┌─ Dataset

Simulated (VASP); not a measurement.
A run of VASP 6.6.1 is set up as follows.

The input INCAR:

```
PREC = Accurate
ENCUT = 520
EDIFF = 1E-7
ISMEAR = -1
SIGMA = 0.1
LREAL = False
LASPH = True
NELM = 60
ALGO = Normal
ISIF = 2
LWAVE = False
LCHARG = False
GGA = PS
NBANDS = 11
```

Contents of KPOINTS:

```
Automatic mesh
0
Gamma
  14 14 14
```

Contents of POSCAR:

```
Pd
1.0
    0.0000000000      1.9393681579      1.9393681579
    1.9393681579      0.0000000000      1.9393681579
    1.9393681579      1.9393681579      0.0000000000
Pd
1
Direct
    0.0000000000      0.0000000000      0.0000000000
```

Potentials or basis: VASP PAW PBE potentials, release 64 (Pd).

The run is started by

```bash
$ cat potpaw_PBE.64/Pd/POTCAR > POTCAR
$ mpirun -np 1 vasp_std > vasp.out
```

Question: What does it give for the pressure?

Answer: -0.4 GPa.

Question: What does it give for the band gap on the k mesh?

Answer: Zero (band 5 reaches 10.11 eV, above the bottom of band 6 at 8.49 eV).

└─

**Activity**
Your task is to transcribe the material, which must come out exactly as written.

**Response area**
Simulated (VASP); not a measurement.
A run of VASP 6.6.1 is set up as follows.

The input INCAR:

```
PREC = Accurate
ENCUT = 520
EDIFF = 1E-7
ISMEAR = -1
SIGMA = 0.1
LREAL = False
LASPH = True
NELM = 60
ALGO = Normal
ISIF = 2
LWAVE = False
LCHARG = False
GGA = PS
NBANDS = 11
```

Contents of KPOINTS:

```
Automatic mesh
0
Gamma
  14 14 14
```

Contents of POSCAR:

```
Pd
1.0
    0.0000000000      1.9393681579      1.9393681579
    1.9393681579      0.0000000000      1.9393681579
    1.9393681579      1.9393681579      0.0000000000
Pd
1
Direct
    0.0000000000      0.0000000000      0.0000000000
```

Potentials or basis: VASP PAW PBE potentials, release 64 (Pd).

The run is started by

```bash
$ cat potpaw_PBE.64/Pd/POTCAR > POTCAR
$ mpirun -np 1 vasp_std > vasp.out
```

Question: What does it give for the pressure?

Answer: -0.4 GPa.

Question: What does it give for the band gap on the k mesh?

Answer: Zero (band 5 reaches 10.11 eV, above the bottom of band 6 at 8.49 eV).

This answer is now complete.